**Exercise:**
After finding the line containing "Answer: (a) -0.1; (b) -0.2." below, please output that line and each following one through the line containing "Caveats: the PAW", exactly as written.

**Records shown:**

--- START ---

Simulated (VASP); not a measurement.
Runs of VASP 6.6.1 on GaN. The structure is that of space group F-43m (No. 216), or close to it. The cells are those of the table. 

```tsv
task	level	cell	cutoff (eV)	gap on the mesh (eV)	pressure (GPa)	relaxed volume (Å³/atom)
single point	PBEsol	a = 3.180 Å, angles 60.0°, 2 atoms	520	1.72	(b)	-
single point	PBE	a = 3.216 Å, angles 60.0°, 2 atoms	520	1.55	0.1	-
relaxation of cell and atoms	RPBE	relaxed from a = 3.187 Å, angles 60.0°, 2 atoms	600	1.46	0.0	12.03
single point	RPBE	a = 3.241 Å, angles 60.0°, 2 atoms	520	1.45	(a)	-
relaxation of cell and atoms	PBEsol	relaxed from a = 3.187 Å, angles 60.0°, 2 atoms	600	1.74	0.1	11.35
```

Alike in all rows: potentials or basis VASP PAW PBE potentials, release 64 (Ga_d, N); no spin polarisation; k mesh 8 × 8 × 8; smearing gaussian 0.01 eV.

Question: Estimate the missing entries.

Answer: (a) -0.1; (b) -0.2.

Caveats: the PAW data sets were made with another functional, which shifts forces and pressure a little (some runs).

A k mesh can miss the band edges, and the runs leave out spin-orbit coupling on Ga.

--- END ---

**Problem solution:**
Answer: (a) -0.1; (b) -0.2.

Caveats: the PAW data sets were made with another functional, which shifts forces and pressure a little (some runs).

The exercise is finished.